*WORK ORDER*
From the records below, copy out exactly the lines from the one containing "Item | Value |" to the one containing "width 0.1 eV |", both included. Add nothing else.

*STUDY MATERIAL*
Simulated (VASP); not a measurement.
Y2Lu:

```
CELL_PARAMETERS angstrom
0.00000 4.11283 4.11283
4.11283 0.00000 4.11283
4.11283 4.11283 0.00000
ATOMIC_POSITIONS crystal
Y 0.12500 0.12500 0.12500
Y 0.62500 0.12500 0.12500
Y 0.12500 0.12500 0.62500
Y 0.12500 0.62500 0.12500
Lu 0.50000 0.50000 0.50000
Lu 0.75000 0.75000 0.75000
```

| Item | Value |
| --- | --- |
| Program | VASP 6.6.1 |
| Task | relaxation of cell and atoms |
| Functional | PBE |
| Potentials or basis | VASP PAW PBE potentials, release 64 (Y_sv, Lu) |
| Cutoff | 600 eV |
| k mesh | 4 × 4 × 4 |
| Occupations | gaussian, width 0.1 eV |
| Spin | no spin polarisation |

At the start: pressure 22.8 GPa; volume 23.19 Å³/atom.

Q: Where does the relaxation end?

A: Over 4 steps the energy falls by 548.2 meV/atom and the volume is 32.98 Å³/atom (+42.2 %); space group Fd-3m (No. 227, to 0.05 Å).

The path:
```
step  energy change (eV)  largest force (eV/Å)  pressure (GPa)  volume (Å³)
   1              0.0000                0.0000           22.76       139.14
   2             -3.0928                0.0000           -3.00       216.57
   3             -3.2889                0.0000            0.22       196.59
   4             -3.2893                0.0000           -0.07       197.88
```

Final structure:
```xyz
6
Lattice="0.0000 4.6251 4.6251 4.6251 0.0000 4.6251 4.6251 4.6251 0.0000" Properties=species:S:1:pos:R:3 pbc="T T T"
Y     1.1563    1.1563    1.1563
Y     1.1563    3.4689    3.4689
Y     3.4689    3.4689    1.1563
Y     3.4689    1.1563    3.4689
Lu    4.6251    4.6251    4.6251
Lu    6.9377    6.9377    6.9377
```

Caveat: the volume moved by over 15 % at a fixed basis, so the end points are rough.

*TASK ANSWER*
| Item | Value |
| --- | --- |
| Program | VASP 6.6.1 |
| Task | relaxation of cell and atoms |
| Functional | PBE |
| Potentials or basis | VASP PAW PBE potentials, release 64 (Y_sv, Lu) |
| Cutoff | 600 eV |
| k mesh | 4 × 4 × 4 |
| Occupations | gaussian, width 0.1 eV |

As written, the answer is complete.